Data extract START

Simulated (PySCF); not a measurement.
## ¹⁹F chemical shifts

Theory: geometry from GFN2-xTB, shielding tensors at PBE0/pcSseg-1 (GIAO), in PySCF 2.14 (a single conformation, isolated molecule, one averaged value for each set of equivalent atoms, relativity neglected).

Data extract END

Copy out every record exactly; leave nothing out.

** Answer box **
Simulated (PySCF); not a measurement.
## ¹⁹F chemical shifts

Theory: geometry from GFN2-xTB, shielding tensors at PBE0/pcSseg-1 (GIAO), in PySCF 2.14 (a single conformation, isolated molecule, one averaged value for each set of equivalent atoms, relativity neglected).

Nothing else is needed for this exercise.